Extracted entries:
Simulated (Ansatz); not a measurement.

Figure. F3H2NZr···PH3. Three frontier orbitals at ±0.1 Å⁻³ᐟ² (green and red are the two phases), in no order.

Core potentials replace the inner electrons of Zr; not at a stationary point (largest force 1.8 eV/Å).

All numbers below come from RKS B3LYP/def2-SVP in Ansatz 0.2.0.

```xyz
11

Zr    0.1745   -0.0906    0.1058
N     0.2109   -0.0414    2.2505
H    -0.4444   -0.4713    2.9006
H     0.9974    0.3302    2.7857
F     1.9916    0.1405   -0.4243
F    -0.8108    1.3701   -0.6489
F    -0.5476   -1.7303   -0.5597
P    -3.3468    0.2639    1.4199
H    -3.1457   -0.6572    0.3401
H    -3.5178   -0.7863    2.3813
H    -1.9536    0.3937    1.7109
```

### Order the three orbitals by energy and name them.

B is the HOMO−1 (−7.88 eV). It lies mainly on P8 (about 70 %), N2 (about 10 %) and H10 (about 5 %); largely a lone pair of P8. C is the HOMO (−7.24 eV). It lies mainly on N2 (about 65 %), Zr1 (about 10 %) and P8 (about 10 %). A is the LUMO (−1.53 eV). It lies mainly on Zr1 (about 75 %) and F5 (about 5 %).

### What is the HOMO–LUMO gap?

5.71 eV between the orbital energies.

Work order: What is wanted is the full set of entries above, reproduced exactly.

Exercise result:
Simulated (Ansatz); not a measurement.

Figure. F3H2NZr···PH3. Three frontier orbitals at ±0.1 Å⁻³ᐟ² (green and red are the two phases), in no order.

Core potentials replace the inner electrons of Zr; not at a stationary point (largest force 1.8 eV/Å).

All numbers below come from RKS B3LYP/def2-SVP in Ansatz 0.2.0.

```xyz
11

Zr    0.1745   -0.0906    0.1058
N     0.2109   -0.0414    2.2505
H    -0.4444   -0.4713    2.9006
H     0.9974    0.3302    2.7857
F     1.9916    0.1405   -0.4243
F    -0.8108    1.3701   -0.6489
F    -0.5476   -1.7303   -0.5597
P    -3.3468    0.2639    1.4199
H    -3.1457   -0.6572    0.3401
H    -3.5178   -0.7863    2.3813
H    -1.9536    0.3937    1.7109
```

### Order the three orbitals by energy and name them.

B is the HOMO−1 (−7.88 eV). It lies mainly on P8 (about 70 %), N2 (about 10 %) and H10 (about 5 %); largely a lone pair of P8. C is the HOMO (−7.24 eV). It lies mainly on N2 (about 65 %), Zr1 (about 10 %) and P8 (about 10 %). A is the LUMO (−1.53 eV). It lies mainly on Zr1 (about 75 %) and F5 (about 5 %).

### What is the HOMO–LUMO gap?

5.71 eV between the orbital energies.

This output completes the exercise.